Work task:
Transcribe the records word for word, beginning with the first line and ending with the line that contains "At the start: pressure"; include nothing else.

Data records:
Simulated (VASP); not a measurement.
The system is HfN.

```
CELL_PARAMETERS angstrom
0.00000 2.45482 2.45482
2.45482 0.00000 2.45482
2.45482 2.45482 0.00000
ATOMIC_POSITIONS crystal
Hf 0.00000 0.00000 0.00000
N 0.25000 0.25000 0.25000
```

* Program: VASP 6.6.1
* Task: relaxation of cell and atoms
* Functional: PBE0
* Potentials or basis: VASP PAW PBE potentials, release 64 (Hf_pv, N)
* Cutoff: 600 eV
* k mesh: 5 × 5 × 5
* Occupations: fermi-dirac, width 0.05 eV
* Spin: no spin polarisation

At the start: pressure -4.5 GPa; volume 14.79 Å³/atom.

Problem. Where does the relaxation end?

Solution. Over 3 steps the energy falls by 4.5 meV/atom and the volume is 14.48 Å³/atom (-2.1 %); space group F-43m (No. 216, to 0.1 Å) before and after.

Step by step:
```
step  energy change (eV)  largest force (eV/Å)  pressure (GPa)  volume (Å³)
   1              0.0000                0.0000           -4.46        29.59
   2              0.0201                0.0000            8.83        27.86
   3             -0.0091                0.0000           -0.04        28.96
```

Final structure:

Your solution:
Simulated (VASP); not a measurement.
The system is HfN.

```
CELL_PARAMETERS angstrom
0.00000 2.45482 2.45482
2.45482 0.00000 2.45482
2.45482 2.45482 0.00000
ATOMIC_POSITIONS crystal
Hf 0.00000 0.00000 0.00000
N 0.25000 0.25000 0.25000
```

* Program: VASP 6.6.1
* Task: relaxation of cell and atoms
* Functional: PBE0
* Potentials or basis: VASP PAW PBE potentials, release 64 (Hf_pv, N)
* Cutoff: 600 eV
* k mesh: 5 × 5 × 5
* Occupations: fermi-dirac, width 0.05 eV
* Spin: no spin polarisation

At the start: pressure -4.5 GPa; volume 14.79 Å³/atom.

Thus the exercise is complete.